• RECORD SET:
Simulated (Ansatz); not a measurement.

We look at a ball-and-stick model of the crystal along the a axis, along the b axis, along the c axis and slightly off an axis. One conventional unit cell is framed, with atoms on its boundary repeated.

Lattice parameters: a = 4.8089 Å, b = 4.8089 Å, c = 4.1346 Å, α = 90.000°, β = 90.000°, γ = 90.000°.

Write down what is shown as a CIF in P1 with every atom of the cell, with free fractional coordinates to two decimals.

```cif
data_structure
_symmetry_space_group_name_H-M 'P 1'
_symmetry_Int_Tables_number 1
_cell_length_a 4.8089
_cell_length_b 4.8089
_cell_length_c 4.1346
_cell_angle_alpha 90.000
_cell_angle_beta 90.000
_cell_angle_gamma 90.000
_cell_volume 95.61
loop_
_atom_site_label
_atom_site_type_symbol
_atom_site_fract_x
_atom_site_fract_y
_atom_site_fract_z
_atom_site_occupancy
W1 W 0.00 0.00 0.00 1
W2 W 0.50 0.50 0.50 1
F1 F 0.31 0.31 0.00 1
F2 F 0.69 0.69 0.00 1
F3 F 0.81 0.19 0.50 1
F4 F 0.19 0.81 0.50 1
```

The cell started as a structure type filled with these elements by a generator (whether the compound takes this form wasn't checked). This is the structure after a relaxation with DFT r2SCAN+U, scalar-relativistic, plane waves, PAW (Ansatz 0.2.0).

• ASSIGNED TASK:
Each record is to be repeated exactly.

• RESPONSE BOX:
Simulated (Ansatz); not a measurement.

We look at a ball-and-stick model of the crystal along the a axis, along the b axis, along the c axis and slightly off an axis. One conventional unit cell is framed, with atoms on its boundary repeated.

Lattice parameters: a = 4.8089 Å, b = 4.8089 Å, c = 4.1346 Å, α = 90.000°, β = 90.000°, γ = 90.000°.

Write down what is shown as a CIF in P1 with every atom of the cell, with free fractional coordinates to two decimals.

```cif
data_structure
_symmetry_space_group_name_H-M 'P 1'
_symmetry_Int_Tables_number 1
_cell_length_a 4.8089
_cell_length_b 4.8089
_cell_length_c 4.1346
_cell_angle_alpha 90.000
_cell_angle_beta 90.000
_cell_angle_gamma 90.000
_cell_volume 95.61
loop_
_atom_site_label
_atom_site_type_symbol
_atom_site_fract_x
_atom_site_fract_y
_atom_site_fract_z
_atom_site_occupancy
W1 W 0.00 0.00 0.00 1
W2 W 0.50 0.50 0.50 1
F1 F 0.31 0.31 0.00 1
F2 F 0.69 0.69 0.00 1
F3 F 0.81 0.19 0.50 1
F4 F 0.19 0.81 0.50 1
```

The cell started as a structure type filled with these elements by a generator (whether the compound takes this form wasn't checked). This is the structure after a relaxation with DFT r2SCAN+U, scalar-relativistic, plane waves, PAW (Ansatz 0.2.0).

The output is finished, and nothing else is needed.